▶ **Available data**
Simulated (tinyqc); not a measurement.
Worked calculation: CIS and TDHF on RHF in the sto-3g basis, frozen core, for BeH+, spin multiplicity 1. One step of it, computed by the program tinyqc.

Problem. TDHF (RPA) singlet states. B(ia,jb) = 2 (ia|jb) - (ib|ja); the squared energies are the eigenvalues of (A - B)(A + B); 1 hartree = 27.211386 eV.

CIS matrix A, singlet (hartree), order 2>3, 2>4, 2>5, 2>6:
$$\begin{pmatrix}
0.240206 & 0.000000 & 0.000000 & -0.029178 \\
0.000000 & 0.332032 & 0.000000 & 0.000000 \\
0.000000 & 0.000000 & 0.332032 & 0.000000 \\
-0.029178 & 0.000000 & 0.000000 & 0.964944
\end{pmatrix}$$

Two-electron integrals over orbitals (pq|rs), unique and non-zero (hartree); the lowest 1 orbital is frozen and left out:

▶ **Work item**
Output every line from the records, exactly as written.

▶ **Response area**
Simulated (tinyqc); not a measurement.
Worked calculation: CIS and TDHF on RHF in the sto-3g basis, frozen core, for BeH+, spin multiplicity 1. One step of it, computed by the program tinyqc.

Problem. TDHF (RPA) singlet states. B(ia,jb) = 2 (ia|jb) - (ib|ja); the squared energies are the eigenvalues of (A - B)(A + B); 1 hartree = 27.211386 eV.

CIS matrix A, singlet (hartree), order 2>3, 2>4, 2>5, 2>6:
$$\begin{pmatrix}
0.240206 & 0.000000 & 0.000000 & -0.029178 \\
0.000000 & 0.332032 & 0.000000 & 0.000000 \\
0.000000 & 0.000000 & 0.332032 & 0.000000 \\
-0.029178 & 0.000000 & 0.000000 & 0.964944
\end{pmatrix}$$

Two-electron integrals over orbitals (pq|rs), unique and non-zero (hartree); the lowest 1 orbital is frozen and left out:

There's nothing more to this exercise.